[Opening RECORD EXCERPTS section]

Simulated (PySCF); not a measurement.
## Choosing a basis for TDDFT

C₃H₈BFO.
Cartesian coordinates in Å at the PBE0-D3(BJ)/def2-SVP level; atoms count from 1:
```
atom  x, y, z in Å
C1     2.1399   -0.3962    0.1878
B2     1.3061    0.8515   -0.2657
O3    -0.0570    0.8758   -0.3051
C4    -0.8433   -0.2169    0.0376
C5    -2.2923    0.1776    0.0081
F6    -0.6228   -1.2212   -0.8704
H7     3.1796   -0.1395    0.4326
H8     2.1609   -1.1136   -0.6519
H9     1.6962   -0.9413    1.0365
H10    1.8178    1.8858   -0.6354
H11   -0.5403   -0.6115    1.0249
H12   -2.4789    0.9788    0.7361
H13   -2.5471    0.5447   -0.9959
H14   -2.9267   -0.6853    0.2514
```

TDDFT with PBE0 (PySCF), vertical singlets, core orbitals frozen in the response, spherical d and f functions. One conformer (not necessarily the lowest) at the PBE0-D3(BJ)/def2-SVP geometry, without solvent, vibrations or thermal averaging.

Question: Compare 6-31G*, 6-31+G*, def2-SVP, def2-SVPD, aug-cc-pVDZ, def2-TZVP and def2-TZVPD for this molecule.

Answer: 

[Closing RECORD EXCERPTS section]

## ASSIGNED TASK
Please give back the records exactly as written, beginning at the first line and including the line that holds "TDDFT with PBE0" as the last.

## EXERCISE RESPONSE
Simulated (PySCF); not a measurement.
## Choosing a basis for TDDFT

C₃H₈BFO.
Cartesian coordinates in Å at the PBE0-D3(BJ)/def2-SVP level; atoms count from 1:
```
atom  x, y, z in Å
C1     2.1399   -0.3962    0.1878
B2     1.3061    0.8515   -0.2657
O3    -0.0570    0.8758   -0.3051
C4    -0.8433   -0.2169    0.0376
C5    -2.2923    0.1776    0.0081
F6    -0.6228   -1.2212   -0.8704
H7     3.1796   -0.1395    0.4326
H8     2.1609   -1.1136   -0.6519
H9     1.6962   -0.9413    1.0365
H10    1.8178    1.8858   -0.6354
H11   -0.5403   -0.6115    1.0249
H12   -2.4789    0.9788    0.7361
H13   -2.5471    0.5447   -0.9959
H14   -2.9267   -0.6853    0.2514
```

TDDFT with PBE0 (PySCF), vertical singlets, core orbitals frozen in the response, spherical d and f functions. One conformer (not necessarily the lowest) at the PBE0-D3(BJ)/def2-SVP geometry, without solvent, vibrations or thermal averaging.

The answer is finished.